◆ **DATA FOR ANALYSIS**:
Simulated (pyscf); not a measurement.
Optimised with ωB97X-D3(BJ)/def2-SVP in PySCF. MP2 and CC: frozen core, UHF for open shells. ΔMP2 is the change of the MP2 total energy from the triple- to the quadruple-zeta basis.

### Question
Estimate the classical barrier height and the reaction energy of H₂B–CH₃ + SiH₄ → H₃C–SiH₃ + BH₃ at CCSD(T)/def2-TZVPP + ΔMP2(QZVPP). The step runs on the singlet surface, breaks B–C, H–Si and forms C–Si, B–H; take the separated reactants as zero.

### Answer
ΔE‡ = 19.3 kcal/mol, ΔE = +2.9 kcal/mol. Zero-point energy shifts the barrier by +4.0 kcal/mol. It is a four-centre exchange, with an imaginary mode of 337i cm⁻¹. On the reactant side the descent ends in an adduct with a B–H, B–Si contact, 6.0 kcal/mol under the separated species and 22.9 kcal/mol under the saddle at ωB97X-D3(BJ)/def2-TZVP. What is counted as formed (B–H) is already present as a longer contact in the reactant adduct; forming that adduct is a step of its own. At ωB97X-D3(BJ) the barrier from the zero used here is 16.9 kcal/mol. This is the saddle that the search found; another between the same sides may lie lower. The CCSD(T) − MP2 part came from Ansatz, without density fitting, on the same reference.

◆ **WORK INSTRUCTION**: Give back the opening line of the records above and every line after it, up to and including the one with "### Question", unchanged.

◆ **ANSWER SECTION**:
Simulated (pyscf); not a measurement.
Optimised with ωB97X-D3(BJ)/def2-SVP in PySCF. MP2 and CC: frozen core, UHF for open shells. ΔMP2 is the change of the MP2 total energy from the triple- to the quadruple-zeta basis.

### Question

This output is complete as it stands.